→ Work task: Please print every record that follows, keeping each one exactly as it is.

[Data supplied — start]

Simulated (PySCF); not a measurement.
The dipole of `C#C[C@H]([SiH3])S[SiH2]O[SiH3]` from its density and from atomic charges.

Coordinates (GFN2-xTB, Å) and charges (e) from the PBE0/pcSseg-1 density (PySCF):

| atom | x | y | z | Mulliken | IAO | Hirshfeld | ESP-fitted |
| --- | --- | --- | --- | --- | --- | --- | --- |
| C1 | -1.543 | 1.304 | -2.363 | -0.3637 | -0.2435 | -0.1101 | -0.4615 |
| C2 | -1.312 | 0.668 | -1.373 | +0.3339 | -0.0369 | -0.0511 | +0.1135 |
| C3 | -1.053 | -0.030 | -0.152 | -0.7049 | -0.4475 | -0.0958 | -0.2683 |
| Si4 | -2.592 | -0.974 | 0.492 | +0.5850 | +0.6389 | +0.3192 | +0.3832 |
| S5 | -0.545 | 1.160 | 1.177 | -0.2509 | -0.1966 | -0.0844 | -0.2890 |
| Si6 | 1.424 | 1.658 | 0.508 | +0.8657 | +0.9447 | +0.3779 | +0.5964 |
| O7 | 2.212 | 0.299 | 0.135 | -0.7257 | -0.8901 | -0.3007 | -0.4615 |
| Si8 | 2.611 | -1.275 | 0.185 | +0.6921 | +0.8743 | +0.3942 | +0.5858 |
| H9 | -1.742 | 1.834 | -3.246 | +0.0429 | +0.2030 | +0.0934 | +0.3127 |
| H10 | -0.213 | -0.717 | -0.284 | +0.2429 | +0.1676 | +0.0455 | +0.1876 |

[Data supplied — finish]

→ Task response:
Simulated (PySCF); not a measurement.
The dipole of `C#C[C@H]([SiH3])S[SiH2]O[SiH3]` from its density and from atomic charges.

Coordinates (GFN2-xTB, Å) and charges (e) from the PBE0/pcSseg-1 density (PySCF):

| atom | x | y | z | Mulliken | IAO | Hirshfeld | ESP-fitted |
| --- | --- | --- | --- | --- | --- | --- | --- |
| C1 | -1.543 | 1.304 | -2.363 | -0.3637 | -0.2435 | -0.1101 | -0.4615 |
| C2 | -1.312 | 0.668 | -1.373 | +0.3339 | -0.0369 | -0.0511 | +0.1135 |
| C3 | -1.053 | -0.030 | -0.152 | -0.7049 | -0.4475 | -0.0958 | -0.2683 |
| Si4 | -2.592 | -0.974 | 0.492 | +0.5850 | +0.6389 | +0.3192 | +0.3832 |
| S5 | -0.545 | 1.160 | 1.177 | -0.2509 | -0.1966 | -0.0844 | -0.2890 |
| Si6 | 1.424 | 1.658 | 0.508 | +0.8657 | +0.9447 | +0.3779 | +0.5964 |
| O7 | 2.212 | 0.299 | 0.135 | -0.7257 | -0.8901 | -0.3007 | -0.4615 |
| Si8 | 2.611 | -1.275 | 0.185 | +0.6921 | +0.8743 | +0.3942 | +0.5858 |
| H9 | -1.742 | 1.834 | -3.246 | +0.0429 | +0.2030 | +0.0934 | +0.3127 |
| H10 | -0.213 | -0.717 | -0.284 | +0.2429 | +0.1676 | +0.0455 | +0.1876 |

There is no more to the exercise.